- TASK ITEM
Each and every line of the data must appear exactly as given.

+ + +

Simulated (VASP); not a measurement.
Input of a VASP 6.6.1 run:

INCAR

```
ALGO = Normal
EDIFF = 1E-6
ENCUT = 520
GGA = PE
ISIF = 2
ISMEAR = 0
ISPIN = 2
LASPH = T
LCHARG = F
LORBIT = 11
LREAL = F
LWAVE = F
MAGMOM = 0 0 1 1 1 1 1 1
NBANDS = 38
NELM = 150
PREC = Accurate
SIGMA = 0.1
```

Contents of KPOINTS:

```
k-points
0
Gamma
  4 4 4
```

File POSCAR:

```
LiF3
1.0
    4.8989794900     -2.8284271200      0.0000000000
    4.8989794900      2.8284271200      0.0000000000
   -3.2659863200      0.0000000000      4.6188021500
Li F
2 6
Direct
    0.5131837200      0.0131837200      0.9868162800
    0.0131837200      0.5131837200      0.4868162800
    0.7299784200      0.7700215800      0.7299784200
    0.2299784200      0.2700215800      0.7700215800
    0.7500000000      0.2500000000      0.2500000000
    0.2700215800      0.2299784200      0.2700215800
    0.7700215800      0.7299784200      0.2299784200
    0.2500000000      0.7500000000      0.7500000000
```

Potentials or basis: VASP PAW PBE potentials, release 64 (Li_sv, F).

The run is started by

+ + +

- WRITTEN REPLY
Simulated (VASP); not a measurement.
Input of a VASP 6.6.1 run:

INCAR

```
ALGO = Normal
EDIFF = 1E-6
ENCUT = 520
GGA = PE
ISIF = 2
ISMEAR = 0
ISPIN = 2
LASPH = T
LCHARG = F
LORBIT = 11
LREAL = F
LWAVE = F
MAGMOM = 0 0 1 1 1 1 1 1
NBANDS = 38
NELM = 150
PREC = Accurate
SIGMA = 0.1
```

Contents of KPOINTS:

```
k-points
0
Gamma
  4 4 4
```

File POSCAR:

```
LiF3
1.0
    4.8989794900     -2.8284271200      0.0000000000
    4.8989794900      2.8284271200      0.0000000000
   -3.2659863200      0.0000000000      4.6188021500
Li F
2 6
Direct
    0.5131837200      0.0131837200      0.9868162800
    0.0131837200      0.5131837200      0.4868162800
    0.7299784200      0.7700215800      0.7299784200
    0.2299784200      0.2700215800      0.7700215800
    0.7500000000      0.2500000000      0.2500000000
    0.2700215800      0.2299784200      0.2700215800
    0.7700215800      0.7299784200      0.2299784200
    0.2500000000      0.7500000000      0.7500000000
```

Potentials or basis: VASP PAW PBE potentials, release 64 (Li_sv, F).

The run is started by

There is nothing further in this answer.